● **WORK INSTRUCTION**: Within the data that follows, set down exactly the lines from the one containing "Structures are relaxed" through the one containing "Quantity: bond dissociation", both ends included.

*** LISTED ENTRIES Section Begins ***

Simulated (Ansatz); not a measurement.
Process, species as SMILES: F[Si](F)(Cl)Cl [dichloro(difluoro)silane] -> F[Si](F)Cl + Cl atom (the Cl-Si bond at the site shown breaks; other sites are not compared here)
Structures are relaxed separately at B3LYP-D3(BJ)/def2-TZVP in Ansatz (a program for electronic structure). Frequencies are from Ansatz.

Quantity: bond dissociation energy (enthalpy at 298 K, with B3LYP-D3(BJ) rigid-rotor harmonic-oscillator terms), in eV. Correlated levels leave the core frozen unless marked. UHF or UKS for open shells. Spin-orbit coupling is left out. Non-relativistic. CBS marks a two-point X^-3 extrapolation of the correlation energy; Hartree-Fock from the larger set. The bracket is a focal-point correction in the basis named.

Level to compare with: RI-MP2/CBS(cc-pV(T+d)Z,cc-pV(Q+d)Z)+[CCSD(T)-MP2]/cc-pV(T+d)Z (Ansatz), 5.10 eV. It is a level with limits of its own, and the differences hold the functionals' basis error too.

*** LISTED ENTRIES Section Ends ***

● **EXERCISE OUTPUT**:
Structures are relaxed separately at B3LYP-D3(BJ)/def2-TZVP in Ansatz (a program for electronic structure). Frequencies are from Ansatz.

Quantity: bond dissociation energy (enthalpy at 298 K, with B3LYP-D3(BJ) rigid-rotor harmonic-oscillator terms), in eV. Correlated levels leave the core frozen unless marked. UHF or UKS for open shells. Spin-orbit coupling is left out. Non-relativistic. CBS marks a two-point X^-3 extrapolation of the correlation energy; Hartree-Fock from the larger set. The bracket is a focal-point correction in the basis named.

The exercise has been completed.